Source information.
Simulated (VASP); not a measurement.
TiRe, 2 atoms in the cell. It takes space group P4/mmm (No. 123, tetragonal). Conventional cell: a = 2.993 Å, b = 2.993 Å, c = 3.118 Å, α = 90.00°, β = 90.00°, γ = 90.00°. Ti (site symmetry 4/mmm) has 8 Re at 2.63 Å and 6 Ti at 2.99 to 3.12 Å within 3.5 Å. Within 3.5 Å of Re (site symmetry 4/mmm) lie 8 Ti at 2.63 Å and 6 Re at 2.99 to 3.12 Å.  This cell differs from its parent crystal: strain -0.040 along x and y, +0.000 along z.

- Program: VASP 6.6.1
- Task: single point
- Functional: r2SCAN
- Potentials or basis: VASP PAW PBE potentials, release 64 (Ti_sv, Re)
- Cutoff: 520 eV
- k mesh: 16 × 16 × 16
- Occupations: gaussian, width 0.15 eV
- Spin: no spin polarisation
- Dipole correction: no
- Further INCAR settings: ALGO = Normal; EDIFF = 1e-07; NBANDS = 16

Assignment.
Repeat the material above in full so that each line matches the original exactly.

Task solution.
Simulated (VASP); not a measurement.
TiRe, 2 atoms in the cell. It takes space group P4/mmm (No. 123, tetragonal). Conventional cell: a = 2.993 Å, b = 2.993 Å, c = 3.118 Å, α = 90.00°, β = 90.00°, γ = 90.00°. Ti (site symmetry 4/mmm) has 8 Re at 2.63 Å and 6 Ti at 2.99 to 3.12 Å within 3.5 Å. Within 3.5 Å of Re (site symmetry 4/mmm) lie 8 Ti at 2.63 Å and 6 Re at 2.99 to 3.12 Å.  This cell differs from its parent crystal: strain -0.040 along x and y, +0.000 along z.

- Program: VASP 6.6.1
- Task: single point
- Functional: r2SCAN
- Potentials or basis: VASP PAW PBE potentials, release 64 (Ti_sv, Re)
- Cutoff: 520 eV
- k mesh: 16 × 16 × 16
- Occupations: gaussian, width 0.15 eV
- Spin: no spin polarisation
- Dipole correction: no
- Further INCAR settings: ALGO = Normal; EDIFF = 1e-07; NBANDS = 16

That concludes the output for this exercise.